**LISTED RECORDS**
———
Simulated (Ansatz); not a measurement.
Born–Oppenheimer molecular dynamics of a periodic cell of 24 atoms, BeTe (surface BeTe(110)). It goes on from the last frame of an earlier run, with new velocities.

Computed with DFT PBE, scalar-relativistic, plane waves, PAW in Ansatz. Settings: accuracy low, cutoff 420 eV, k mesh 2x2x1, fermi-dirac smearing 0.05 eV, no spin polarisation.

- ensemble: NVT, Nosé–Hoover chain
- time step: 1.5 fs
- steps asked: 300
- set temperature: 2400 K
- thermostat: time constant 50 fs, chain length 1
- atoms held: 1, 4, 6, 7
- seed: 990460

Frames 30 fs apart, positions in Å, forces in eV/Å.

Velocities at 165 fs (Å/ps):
———

**WORK INSTRUCTION**
Each line from the beginning of the entries to the line with "Frames 30 fs" must be repeated exactly, with both end lines kept and no other lines given.

**RESPONSE BOX**
Simulated (Ansatz); not a measurement.
Born–Oppenheimer molecular dynamics of a periodic cell of 24 atoms, BeTe (surface BeTe(110)). It goes on from the last frame of an earlier run, with new velocities.

Computed with DFT PBE, scalar-relativistic, plane waves, PAW in Ansatz. Settings: accuracy low, cutoff 420 eV, k mesh 2x2x1, fermi-dirac smearing 0.05 eV, no spin polarisation.

- ensemble: NVT, Nosé–Hoover chain
- time step: 1.5 fs
- steps asked: 300
- set temperature: 2400 K
- thermostat: time constant 50 fs, chain length 1
- atoms held: 1, 4, 6, 7
- seed: 990460

Frames 30 fs apart, positions in Å, forces in eV/Å.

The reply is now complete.